SUPPLIED DATA: Begin

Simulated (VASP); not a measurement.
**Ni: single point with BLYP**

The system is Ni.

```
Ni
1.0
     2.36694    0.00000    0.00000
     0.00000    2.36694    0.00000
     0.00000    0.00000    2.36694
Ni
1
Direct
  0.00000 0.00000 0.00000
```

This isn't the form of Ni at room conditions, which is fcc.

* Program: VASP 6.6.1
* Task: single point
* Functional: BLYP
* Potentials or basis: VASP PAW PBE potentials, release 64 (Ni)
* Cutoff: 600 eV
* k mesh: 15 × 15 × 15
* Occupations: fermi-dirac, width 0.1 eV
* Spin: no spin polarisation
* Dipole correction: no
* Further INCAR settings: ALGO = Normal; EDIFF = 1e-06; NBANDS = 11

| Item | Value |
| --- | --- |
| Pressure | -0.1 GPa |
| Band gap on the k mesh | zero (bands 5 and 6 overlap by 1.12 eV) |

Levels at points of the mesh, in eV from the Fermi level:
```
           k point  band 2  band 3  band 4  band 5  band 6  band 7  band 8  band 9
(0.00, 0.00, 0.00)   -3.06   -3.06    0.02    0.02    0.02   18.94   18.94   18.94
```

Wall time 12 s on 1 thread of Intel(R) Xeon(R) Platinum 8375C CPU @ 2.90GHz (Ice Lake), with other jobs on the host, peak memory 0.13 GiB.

SUPPLIED DATA: End

Please transcribe the full listing exactly, down to the last line.

#### [ANSWER SPACE]
Simulated (VASP); not a measurement.
**Ni: single point with BLYP**

The system is Ni.

```
Ni
1.0
     2.36694    0.00000    0.00000
     0.00000    2.36694    0.00000
     0.00000    0.00000    2.36694
Ni
1
Direct
  0.00000 0.00000 0.00000
```

This isn't the form of Ni at room conditions, which is fcc.

* Program: VASP 6.6.1
* Task: single point
* Functional: BLYP
* Potentials or basis: VASP PAW PBE potentials, release 64 (Ni)
* Cutoff: 600 eV
* k mesh: 15 × 15 × 15
* Occupations: fermi-dirac, width 0.1 eV
* Spin: no spin polarisation
* Dipole correction: no
* Further INCAR settings: ALGO = Normal; EDIFF = 1e-06; NBANDS = 11

| Item | Value |
| --- | --- |
| Pressure | -0.1 GPa |
| Band gap on the k mesh | zero (bands 5 and 6 overlap by 1.12 eV) |

Levels at points of the mesh, in eV from the Fermi level:
```
           k point  band 2  band 3  band 4  band 5  band 6  band 7  band 8  band 9
(0.00, 0.00, 0.00)   -3.06   -3.06    0.02    0.02    0.02   18.94   18.94   18.94
```

Wall time 12 s on 1 thread of Intel(R) Xeon(R) Platinum 8375C CPU @ 2.90GHz (Ice Lake), with other jobs on the host, peak memory 0.13 GiB.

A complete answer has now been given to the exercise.